RAW DATA:
^^^^^^^^^^^^^^^^
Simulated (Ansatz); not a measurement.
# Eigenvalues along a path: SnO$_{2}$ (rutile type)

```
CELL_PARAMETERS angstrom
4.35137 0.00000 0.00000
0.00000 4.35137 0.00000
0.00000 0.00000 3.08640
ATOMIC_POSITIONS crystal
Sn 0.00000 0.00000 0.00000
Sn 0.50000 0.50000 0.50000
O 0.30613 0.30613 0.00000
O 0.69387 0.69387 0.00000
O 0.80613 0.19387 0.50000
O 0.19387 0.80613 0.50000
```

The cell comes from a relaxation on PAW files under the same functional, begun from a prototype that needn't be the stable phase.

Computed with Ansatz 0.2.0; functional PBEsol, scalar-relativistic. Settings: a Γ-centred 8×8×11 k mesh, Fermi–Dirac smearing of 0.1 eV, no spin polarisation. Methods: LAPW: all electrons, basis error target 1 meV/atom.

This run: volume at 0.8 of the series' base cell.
^^^^^^^^^^^^^^^^

WORK ITEM:
All of the material above is to be repeated exactly.

RESPONSE BOX:
Simulated (Ansatz); not a measurement.
# Eigenvalues along a path: SnO$_{2}$ (rutile type)

```
CELL_PARAMETERS angstrom
4.35137 0.00000 0.00000
0.00000 4.35137 0.00000
0.00000 0.00000 3.08640
ATOMIC_POSITIONS crystal
Sn 0.00000 0.00000 0.00000
Sn 0.50000 0.50000 0.50000
O 0.30613 0.30613 0.00000
O 0.69387 0.69387 0.00000
O 0.80613 0.19387 0.50000
O 0.19387 0.80613 0.50000
```

The cell comes from a relaxation on PAW files under the same functional, begun from a prototype that needn't be the stable phase.

Computed with Ansatz 0.2.0; functional PBEsol, scalar-relativistic. Settings: a Γ-centred 8×8×11 k mesh, Fermi–Dirac smearing of 0.1 eV, no spin polarisation. Methods: LAPW: all electrons, basis error target 1 meV/atom.

This run: volume at 0.8 of the series' base cell.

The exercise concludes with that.